**Requirement**
Could you transcribe every entry exactly, leaving nothing out?

**Provided data**
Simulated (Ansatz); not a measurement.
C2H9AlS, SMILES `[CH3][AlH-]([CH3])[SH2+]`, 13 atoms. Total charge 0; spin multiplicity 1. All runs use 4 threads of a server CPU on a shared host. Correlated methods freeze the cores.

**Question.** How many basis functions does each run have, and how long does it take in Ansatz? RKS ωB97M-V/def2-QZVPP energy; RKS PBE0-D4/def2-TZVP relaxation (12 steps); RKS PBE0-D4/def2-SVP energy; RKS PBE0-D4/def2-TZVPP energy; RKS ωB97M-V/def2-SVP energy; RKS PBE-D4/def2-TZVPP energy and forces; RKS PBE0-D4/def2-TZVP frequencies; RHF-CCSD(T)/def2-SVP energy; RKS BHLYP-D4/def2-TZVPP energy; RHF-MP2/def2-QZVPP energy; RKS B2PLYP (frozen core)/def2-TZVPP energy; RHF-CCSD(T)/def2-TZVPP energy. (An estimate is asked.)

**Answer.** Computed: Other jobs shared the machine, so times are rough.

**Written answer**
Simulated (Ansatz); not a measurement.
C2H9AlS, SMILES `[CH3][AlH-]([CH3])[SH2+]`, 13 atoms. Total charge 0; spin multiplicity 1. All runs use 4 threads of a server CPU on a shared host. Correlated methods freeze the cores.

**Question.** How many basis functions does each run have, and how long does it take in Ansatz? RKS ωB97M-V/def2-QZVPP energy; RKS PBE0-D4/def2-TZVP relaxation (12 steps); RKS PBE0-D4/def2-SVP energy; RKS PBE0-D4/def2-TZVPP energy; RKS ωB97M-V/def2-SVP energy; RKS PBE-D4/def2-TZVPP energy and forces; RKS PBE0-D4/def2-TZVP frequencies; RHF-CCSD(T)/def2-SVP energy; RKS BHLYP-D4/def2-TZVPP energy; RHF-MP2/def2-QZVPP energy; RKS B2PLYP (frozen core)/def2-TZVPP energy; RHF-CCSD(T)/def2-TZVPP energy. (An estimate is asked.)

**Answer.** Computed: Other jobs shared the machine, so times are rough.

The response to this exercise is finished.